*Required action*
Please retype the listing below without a single change.

*Provided records*
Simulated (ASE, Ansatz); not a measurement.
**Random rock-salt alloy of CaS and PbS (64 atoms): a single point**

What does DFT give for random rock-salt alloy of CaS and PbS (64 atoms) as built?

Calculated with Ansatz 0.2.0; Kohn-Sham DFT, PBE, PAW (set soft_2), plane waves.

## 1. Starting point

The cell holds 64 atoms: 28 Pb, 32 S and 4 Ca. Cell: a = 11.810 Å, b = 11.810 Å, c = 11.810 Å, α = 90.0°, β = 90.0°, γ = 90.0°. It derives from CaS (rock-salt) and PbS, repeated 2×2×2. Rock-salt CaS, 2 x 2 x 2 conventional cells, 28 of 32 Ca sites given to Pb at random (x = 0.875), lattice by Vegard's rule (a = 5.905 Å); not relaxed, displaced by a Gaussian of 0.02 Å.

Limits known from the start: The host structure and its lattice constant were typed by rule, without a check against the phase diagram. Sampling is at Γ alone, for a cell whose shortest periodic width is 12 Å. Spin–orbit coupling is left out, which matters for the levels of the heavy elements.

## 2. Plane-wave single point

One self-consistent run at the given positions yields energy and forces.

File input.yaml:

*Task response*
Simulated (ASE, Ansatz); not a measurement.
**Random rock-salt alloy of CaS and PbS (64 atoms): a single point**

What does DFT give for random rock-salt alloy of CaS and PbS (64 atoms) as built?

Calculated with Ansatz 0.2.0; Kohn-Sham DFT, PBE, PAW (set soft_2), plane waves.

## 1. Starting point

The cell holds 64 atoms: 28 Pb, 32 S and 4 Ca. Cell: a = 11.810 Å, b = 11.810 Å, c = 11.810 Å, α = 90.0°, β = 90.0°, γ = 90.0°. It derives from CaS (rock-salt) and PbS, repeated 2×2×2. Rock-salt CaS, 2 x 2 x 2 conventional cells, 28 of 32 Ca sites given to Pb at random (x = 0.875), lattice by Vegard's rule (a = 5.905 Å); not relaxed, displaced by a Gaussian of 0.02 Å.

Limits known from the start: The host structure and its lattice constant were typed by rule, without a check against the phase diagram. Sampling is at Γ alone, for a cell whose shortest periodic width is 12 Å. Spin–orbit coupling is left out, which matters for the levels of the heavy elements.

## 2. Plane-wave single point

One self-consistent run at the given positions yields energy and forces.

File input.yaml:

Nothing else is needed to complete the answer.